(Assignment):
Write the entries out exactly, with the final line being the one containing "Si 3.8374 9.5996".

-----

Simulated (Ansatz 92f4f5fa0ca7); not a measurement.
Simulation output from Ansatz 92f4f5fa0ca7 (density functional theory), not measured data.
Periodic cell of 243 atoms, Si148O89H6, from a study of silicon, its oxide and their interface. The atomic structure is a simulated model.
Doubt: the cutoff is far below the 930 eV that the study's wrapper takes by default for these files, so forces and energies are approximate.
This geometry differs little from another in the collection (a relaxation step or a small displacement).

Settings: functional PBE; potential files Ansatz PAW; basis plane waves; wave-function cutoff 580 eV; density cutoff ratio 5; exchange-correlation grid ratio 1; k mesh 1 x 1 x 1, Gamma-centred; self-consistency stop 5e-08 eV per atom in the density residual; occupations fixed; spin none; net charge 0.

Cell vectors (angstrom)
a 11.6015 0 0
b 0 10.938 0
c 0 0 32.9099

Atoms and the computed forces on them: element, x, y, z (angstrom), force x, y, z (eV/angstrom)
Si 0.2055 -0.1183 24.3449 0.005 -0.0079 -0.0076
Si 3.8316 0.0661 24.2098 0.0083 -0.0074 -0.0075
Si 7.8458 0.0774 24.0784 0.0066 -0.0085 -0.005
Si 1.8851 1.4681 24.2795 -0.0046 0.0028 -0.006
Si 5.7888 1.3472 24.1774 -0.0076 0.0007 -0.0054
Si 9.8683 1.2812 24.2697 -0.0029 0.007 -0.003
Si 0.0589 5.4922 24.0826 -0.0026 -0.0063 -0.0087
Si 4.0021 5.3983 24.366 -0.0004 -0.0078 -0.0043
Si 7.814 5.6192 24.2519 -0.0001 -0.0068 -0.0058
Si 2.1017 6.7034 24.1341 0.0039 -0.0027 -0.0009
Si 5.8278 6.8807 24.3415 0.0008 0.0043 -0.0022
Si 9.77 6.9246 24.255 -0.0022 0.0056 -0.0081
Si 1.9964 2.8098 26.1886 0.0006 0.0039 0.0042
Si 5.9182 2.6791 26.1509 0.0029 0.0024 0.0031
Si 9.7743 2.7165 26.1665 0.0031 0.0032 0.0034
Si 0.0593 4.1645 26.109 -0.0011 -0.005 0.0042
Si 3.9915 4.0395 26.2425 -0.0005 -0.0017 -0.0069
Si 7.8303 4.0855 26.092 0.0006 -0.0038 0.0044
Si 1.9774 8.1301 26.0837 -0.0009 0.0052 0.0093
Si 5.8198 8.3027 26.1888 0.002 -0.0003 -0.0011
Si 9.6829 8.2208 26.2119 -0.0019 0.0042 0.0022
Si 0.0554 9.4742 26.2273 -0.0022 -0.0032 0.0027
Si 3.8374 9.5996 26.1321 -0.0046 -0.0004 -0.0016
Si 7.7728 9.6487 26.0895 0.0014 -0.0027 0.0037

-----

(Task result):
Simulated (Ansatz 92f4f5fa0ca7); not a measurement.
Simulation output from Ansatz 92f4f5fa0ca7 (density functional theory), not measured data.
Periodic cell of 243 atoms, Si148O89H6, from a study of silicon, its oxide and their interface. The atomic structure is a simulated model.
Doubt: the cutoff is far below the 930 eV that the study's wrapper takes by default for these files, so forces and energies are approximate.
This geometry differs little from another in the collection (a relaxation step or a small displacement).

Settings: functional PBE; potential files Ansatz PAW; basis plane waves; wave-function cutoff 580 eV; density cutoff ratio 5; exchange-correlation grid ratio 1; k mesh 1 x 1 x 1, Gamma-centred; self-consistency stop 5e-08 eV per atom in the density residual; occupations fixed; spin none; net charge 0.

Cell vectors (angstrom)
a 11.6015 0 0
b 0 10.938 0
c 0 0 32.9099

Atoms and the computed forces on them: element, x, y, z (angstrom), force x, y, z (eV/angstrom)
Si 0.2055 -0.1183 24.3449 0.005 -0.0079 -0.0076
Si 3.8316 0.0661 24.2098 0.0083 -0.0074 -0.0075
Si 7.8458 0.0774 24.0784 0.0066 -0.0085 -0.005
Si 1.8851 1.4681 24.2795 -0.0046 0.0028 -0.006
Si 5.7888 1.3472 24.1774 -0.0076 0.0007 -0.0054
Si 9.8683 1.2812 24.2697 -0.0029 0.007 -0.003
Si 0.0589 5.4922 24.0826 -0.0026 -0.0063 -0.0087
Si 4.0021 5.3983 24.366 -0.0004 -0.0078 -0.0043
Si 7.814 5.6192 24.2519 -0.0001 -0.0068 -0.0058
Si 2.1017 6.7034 24.1341 0.0039 -0.0027 -0.0009
Si 5.8278 6.8807 24.3415 0.0008 0.0043 -0.0022
Si 9.77 6.9246 24.255 -0.0022 0.0056 -0.0081
Si 1.9964 2.8098 26.1886 0.0006 0.0039 0.0042
Si 5.9182 2.6791 26.1509 0.0029 0.0024 0.0031
Si 9.7743 2.7165 26.1665 0.0031 0.0032 0.0034
Si 0.0593 4.1645 26.109 -0.0011 -0.005 0.0042
Si 3.9915 4.0395 26.2425 -0.0005 -0.0017 -0.0069
Si 7.8303 4.0855 26.092 0.0006 -0.0038 0.0044
Si 1.9774 8.1301 26.0837 -0.0009 0.0052 0.0093
Si 5.8198 8.3027 26.1888 0.002 -0.0003 -0.0011
Si 9.6829 8.2208 26.2119 -0.0019 0.0042 0.0022
Si 0.0554 9.4742 26.2273 -0.0022 -0.0032 0.0027
Si 3.8374 9.5996 26.1321 -0.0046 -0.0004 -0.0016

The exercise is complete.